— Requirement —
Reproduce the material that follows exactly, with no line left out.

— Source data —
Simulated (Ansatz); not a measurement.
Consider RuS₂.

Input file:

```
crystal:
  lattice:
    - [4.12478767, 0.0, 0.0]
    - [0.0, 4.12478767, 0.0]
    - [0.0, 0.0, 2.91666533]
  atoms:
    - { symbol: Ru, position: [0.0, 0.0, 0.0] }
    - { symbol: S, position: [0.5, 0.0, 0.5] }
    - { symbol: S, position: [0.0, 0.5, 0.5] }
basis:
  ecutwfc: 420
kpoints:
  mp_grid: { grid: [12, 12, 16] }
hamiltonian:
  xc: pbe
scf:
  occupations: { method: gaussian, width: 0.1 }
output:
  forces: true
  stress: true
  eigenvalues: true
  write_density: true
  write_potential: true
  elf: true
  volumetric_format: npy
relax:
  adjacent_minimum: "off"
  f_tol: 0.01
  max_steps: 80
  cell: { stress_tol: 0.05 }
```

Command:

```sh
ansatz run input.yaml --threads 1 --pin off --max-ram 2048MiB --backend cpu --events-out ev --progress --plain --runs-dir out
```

— Response —
Simulated (Ansatz); not a measurement.
Consider RuS₂.

Input file:

```
crystal:
  lattice:
    - [4.12478767, 0.0, 0.0]
    - [0.0, 4.12478767, 0.0]
    - [0.0, 0.0, 2.91666533]
  atoms:
    - { symbol: Ru, position: [0.0, 0.0, 0.0] }
    - { symbol: S, position: [0.5, 0.0, 0.5] }
    - { symbol: S, position: [0.0, 0.5, 0.5] }
basis:
  ecutwfc: 420
kpoints:
  mp_grid: { grid: [12, 12, 16] }
hamiltonian:
  xc: pbe
scf:
  occupations: { method: gaussian, width: 0.1 }
output:
  forces: true
  stress: true
  eigenvalues: true
  write_density: true
  write_potential: true
  elf: true
  volumetric_format: npy
relax:
  adjacent_minimum: "off"
  f_tol: 0.01
  max_steps: 80
  cell: { stress_tol: 0.05 }
```

Command:

```sh
ansatz run input.yaml --threads 1 --pin off --max-ram 2048MiB --backend cpu --events-out ev --progress --plain --runs-dir out
```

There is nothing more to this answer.